◆ ◆ ◆ ◆ ◆
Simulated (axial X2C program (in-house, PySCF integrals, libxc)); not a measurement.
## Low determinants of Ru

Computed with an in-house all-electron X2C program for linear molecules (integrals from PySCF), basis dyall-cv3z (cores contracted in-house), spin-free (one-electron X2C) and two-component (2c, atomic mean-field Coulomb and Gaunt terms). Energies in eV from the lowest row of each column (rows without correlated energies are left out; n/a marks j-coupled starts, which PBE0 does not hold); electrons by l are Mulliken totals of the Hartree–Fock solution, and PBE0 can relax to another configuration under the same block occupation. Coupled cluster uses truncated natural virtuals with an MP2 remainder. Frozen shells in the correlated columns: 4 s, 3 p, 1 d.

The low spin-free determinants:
◆ ◆ ◆ ◆ ◆

_Work task_
The records above must be output exactly, in full.

_Written reply_
Simulated (axial X2C program (in-house, PySCF integrals, libxc)); not a measurement.
## Low determinants of Ru

Computed with an in-house all-electron X2C program for linear molecules (integrals from PySCF), basis dyall-cv3z (cores contracted in-house), spin-free (one-electron X2C) and two-component (2c, atomic mean-field Coulomb and Gaunt terms). Energies in eV from the lowest row of each column (rows without correlated energies are left out; n/a marks j-coupled starts, which PBE0 does not hold); electrons by l are Mulliken totals of the Hartree–Fock solution, and PBE0 can relax to another configuration under the same block occupation. Coupled cluster uses truncated natural virtuals with an MP2 remainder. Frozen shells in the correlated columns: 4 s, 3 p, 1 d.

The low spin-free determinants:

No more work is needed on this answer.